# WORK INSTRUCTION:
Write out each line of the entries exactly, starting at the first and finishing with the line that contains "Continued. System: AlAs".

# LISTED ENTRIES:
[Start of Attachment]
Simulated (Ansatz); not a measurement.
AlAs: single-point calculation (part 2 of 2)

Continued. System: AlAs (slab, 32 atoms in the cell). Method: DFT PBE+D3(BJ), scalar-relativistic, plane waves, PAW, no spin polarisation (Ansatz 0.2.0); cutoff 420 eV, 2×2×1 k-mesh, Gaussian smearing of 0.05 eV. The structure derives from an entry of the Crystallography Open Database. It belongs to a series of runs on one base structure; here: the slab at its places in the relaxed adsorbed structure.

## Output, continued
[End of Attachment]

# ANSWER SPACE:
Simulated (Ansatz); not a measurement.
AlAs: single-point calculation (part 2 of 2)

Continued. System: AlAs (slab, 32 atoms in the cell). Method: DFT PBE+D3(BJ), scalar-relativistic, plane waves, PAW, no spin polarisation (Ansatz 0.2.0); cutoff 420 eV, 2×2×1 k-mesh, Gaussian smearing of 0.05 eV. The structure derives from an entry of the Crystallography Open Database. It belongs to a series of runs on one base structure; here: the slab at its places in the relaxed adsorbed structure.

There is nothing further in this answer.